# [Dataset entries]
╔══
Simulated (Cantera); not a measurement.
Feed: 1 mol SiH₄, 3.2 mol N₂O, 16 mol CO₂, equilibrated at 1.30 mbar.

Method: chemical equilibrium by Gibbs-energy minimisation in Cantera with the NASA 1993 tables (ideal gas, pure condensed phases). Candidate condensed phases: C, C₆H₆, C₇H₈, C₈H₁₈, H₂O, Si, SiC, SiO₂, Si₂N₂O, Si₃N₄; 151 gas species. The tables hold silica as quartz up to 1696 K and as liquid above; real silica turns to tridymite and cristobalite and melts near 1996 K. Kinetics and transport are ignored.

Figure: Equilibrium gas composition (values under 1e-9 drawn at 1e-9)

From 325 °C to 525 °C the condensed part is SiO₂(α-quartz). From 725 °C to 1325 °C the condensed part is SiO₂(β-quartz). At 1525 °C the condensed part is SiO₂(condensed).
╚══

Your reply should hold only the lines from the first line of the records through the one with "Feed: 1 mol", reproduced word for word.

# [Response box]
Simulated (Cantera); not a measurement.
Feed: 1 mol SiH₄, 3.2 mol N₂O, 16 mol CO₂, equilibrated at 1.30 mbar.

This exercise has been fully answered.